__REQUIREMENT__
Every entry below needs to be repeated exactly as written.

__RECORDED DATA__
#####

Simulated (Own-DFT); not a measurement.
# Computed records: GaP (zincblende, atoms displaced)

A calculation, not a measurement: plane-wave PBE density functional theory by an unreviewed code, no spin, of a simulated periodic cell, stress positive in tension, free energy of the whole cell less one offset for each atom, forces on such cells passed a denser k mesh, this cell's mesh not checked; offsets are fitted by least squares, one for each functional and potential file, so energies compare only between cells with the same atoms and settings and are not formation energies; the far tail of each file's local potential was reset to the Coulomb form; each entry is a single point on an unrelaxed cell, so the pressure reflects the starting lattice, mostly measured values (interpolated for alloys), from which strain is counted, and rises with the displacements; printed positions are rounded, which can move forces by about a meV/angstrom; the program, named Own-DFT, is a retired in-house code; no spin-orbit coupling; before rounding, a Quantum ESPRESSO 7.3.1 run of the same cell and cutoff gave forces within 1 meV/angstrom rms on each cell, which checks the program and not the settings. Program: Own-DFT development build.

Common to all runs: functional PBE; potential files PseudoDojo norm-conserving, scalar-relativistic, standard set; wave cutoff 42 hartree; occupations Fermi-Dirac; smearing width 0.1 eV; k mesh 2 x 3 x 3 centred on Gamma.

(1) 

#####

__TASK RESULT__
Simulated (Own-DFT); not a measurement.
# Computed records: GaP (zincblende, atoms displaced)

A calculation, not a measurement: plane-wave PBE density functional theory by an unreviewed code, no spin, of a simulated periodic cell, stress positive in tension, free energy of the whole cell less one offset for each atom, forces on such cells passed a denser k mesh, this cell's mesh not checked; offsets are fitted by least squares, one for each functional and potential file, so energies compare only between cells with the same atoms and settings and are not formation energies; the far tail of each file's local potential was reset to the Coulomb form; each entry is a single point on an unrelaxed cell, so the pressure reflects the starting lattice, mostly measured values (interpolated for alloys), from which strain is counted, and rises with the displacements; printed positions are rounded, which can move forces by about a meV/angstrom; the program, named Own-DFT, is a retired in-house code; no spin-orbit coupling; before rounding, a Quantum ESPRESSO 7.3.1 run of the same cell and cutoff gave forces within 1 meV/angstrom rms on each cell, which checks the program and not the settings. Program: Own-DFT development build.

Common to all runs: functional PBE; potential files PseudoDojo norm-conserving, scalar-relativistic, standard set; wave cutoff 42 hartree; occupations Fermi-Dirac; smearing width 0.1 eV; k mesh 2 x 3 x 3 centred on Gamma.

(1) 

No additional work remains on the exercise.